START Data records

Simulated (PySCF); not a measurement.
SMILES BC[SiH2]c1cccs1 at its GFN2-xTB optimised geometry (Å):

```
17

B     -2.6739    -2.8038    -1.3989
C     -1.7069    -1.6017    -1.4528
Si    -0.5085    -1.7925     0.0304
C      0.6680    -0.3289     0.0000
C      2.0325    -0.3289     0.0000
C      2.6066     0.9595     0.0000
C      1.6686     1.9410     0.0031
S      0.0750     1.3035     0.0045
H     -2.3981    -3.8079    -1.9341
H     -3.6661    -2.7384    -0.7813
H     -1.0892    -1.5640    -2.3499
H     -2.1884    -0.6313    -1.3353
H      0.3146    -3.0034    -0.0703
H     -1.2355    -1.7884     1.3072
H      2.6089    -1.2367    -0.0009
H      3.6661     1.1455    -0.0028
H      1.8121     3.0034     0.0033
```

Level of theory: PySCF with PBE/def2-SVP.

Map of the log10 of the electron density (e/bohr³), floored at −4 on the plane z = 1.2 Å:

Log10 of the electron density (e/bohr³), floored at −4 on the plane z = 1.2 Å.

END Data records

- [Assignment]: Each line of the records, from the opening one through the line holding "Map of the log10", should be restated word for word, with nothing else in the answer.

- [Written answer]:
Simulated (PySCF); not a measurement.
SMILES BC[SiH2]c1cccs1 at its GFN2-xTB optimised geometry (Å):

```
17

B     -2.6739    -2.8038    -1.3989
C     -1.7069    -1.6017    -1.4528
Si    -0.5085    -1.7925     0.0304
C      0.6680    -0.3289     0.0000
C      2.0325    -0.3289     0.0000
C      2.6066     0.9595     0.0000
C      1.6686     1.9410     0.0031
S      0.0750     1.3035     0.0045
H     -2.3981    -3.8079    -1.9341
H     -3.6661    -2.7384    -0.7813
H     -1.0892    -1.5640    -2.3499
H     -2.1884    -0.6313    -1.3353
H      0.3146    -3.0034    -0.0703
H     -1.2355    -1.7884     1.3072
H      2.6089    -1.2367    -0.0009
H      3.6661     1.1455    -0.0028
H      1.8121     3.0034     0.0033
```

Level of theory: PySCF with PBE/def2-SVP.

Map of the log10 of the electron density (e/bohr³), floored at −4 on the plane z = 1.2 Å:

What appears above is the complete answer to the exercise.